■ **Work item**
Please return the lines of the data below, word for word, from the first line through the line containing "Potentials or basis: VASP".

■ **Data supplied**
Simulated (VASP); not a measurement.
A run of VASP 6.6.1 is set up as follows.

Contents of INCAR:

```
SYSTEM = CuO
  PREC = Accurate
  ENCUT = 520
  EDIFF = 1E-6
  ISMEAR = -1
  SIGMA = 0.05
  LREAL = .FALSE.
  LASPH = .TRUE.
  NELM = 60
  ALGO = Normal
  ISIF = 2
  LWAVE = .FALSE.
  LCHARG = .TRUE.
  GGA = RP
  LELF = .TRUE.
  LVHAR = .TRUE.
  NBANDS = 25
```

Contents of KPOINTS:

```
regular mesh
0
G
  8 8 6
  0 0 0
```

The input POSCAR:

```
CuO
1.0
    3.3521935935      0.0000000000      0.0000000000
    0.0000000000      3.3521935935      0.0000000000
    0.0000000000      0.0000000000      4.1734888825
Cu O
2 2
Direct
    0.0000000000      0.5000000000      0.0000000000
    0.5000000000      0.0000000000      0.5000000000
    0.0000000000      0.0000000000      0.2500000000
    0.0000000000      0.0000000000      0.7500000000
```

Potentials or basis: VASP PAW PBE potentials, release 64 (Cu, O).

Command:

■ **Your solution**
Simulated (VASP); not a measurement.
A run of VASP 6.6.1 is set up as follows.

Contents of INCAR:

```
SYSTEM = CuO
  PREC = Accurate
  ENCUT = 520
  EDIFF = 1E-6
  ISMEAR = -1
  SIGMA = 0.05
  LREAL = .FALSE.
  LASPH = .TRUE.
  NELM = 60
  ALGO = Normal
  ISIF = 2
  LWAVE = .FALSE.
  LCHARG = .TRUE.
  GGA = RP
  LELF = .TRUE.
  LVHAR = .TRUE.
  NBANDS = 25
```

Contents of KPOINTS:

```
regular mesh
0
G
  8 8 6
  0 0 0
```

The input POSCAR:

```
CuO
1.0
    3.3521935935      0.0000000000      0.0000000000
    0.0000000000      3.3521935935      0.0000000000
    0.0000000000      0.0000000000      4.1734888825
Cu O
2 2
Direct
    0.0000000000      0.5000000000      0.0000000000
    0.5000000000      0.0000000000      0.5000000000
    0.0000000000      0.0000000000      0.2500000000
    0.0000000000      0.0000000000      0.7500000000
```

Potentials or basis: VASP PAW PBE potentials, release 64 (Cu, O).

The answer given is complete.